** Information given follows **

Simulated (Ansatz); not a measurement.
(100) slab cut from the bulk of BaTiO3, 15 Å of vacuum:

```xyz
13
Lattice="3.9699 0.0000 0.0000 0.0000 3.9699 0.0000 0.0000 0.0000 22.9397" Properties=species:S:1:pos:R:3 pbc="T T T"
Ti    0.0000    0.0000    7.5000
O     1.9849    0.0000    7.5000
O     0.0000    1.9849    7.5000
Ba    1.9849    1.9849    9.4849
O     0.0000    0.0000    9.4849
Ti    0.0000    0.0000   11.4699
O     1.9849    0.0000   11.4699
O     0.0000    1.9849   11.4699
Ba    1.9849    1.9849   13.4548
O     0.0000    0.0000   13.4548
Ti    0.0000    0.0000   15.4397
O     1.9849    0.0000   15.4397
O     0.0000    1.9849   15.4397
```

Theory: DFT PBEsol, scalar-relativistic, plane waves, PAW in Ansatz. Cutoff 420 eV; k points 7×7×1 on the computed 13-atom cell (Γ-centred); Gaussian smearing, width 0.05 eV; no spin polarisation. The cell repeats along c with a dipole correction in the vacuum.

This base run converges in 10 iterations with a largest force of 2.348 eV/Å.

** End of Information given **

Work item | Among the entries above, locate the lines containing "(100) slab cut" and "Theory: DFT PBEsol, scalar-relativistic, plane", and transcribe exactly those two lines and all lines between.

Written reply |
(100) slab cut from the bulk of BaTiO3, 15 Å of vacuum:

```xyz
13
Lattice="3.9699 0.0000 0.0000 0.0000 3.9699 0.0000 0.0000 0.0000 22.9397" Properties=species:S:1:pos:R:3 pbc="T T T"
Ti    0.0000    0.0000    7.5000
O     1.9849    0.0000    7.5000
O     0.0000    1.9849    7.5000
Ba    1.9849    1.9849    9.4849
O     0.0000    0.0000    9.4849
Ti    0.0000    0.0000   11.4699
O     1.9849    0.0000   11.4699
O     0.0000    1.9849   11.4699
Ba    1.9849    1.9849   13.4548
O     0.0000    0.0000   13.4548
Ti    0.0000    0.0000   15.4397
O     1.9849    0.0000   15.4397
O     0.0000    1.9849   15.4397
```

Theory: DFT PBEsol, scalar-relativistic, plane waves, PAW in Ansatz. Cutoff 420 eV; k points 7×7×1 on the computed 13-atom cell (Γ-centred); Gaussian smearing, width 0.05 eV; no spin polarisation. The cell repeats along c with a dipole correction in the vacuum.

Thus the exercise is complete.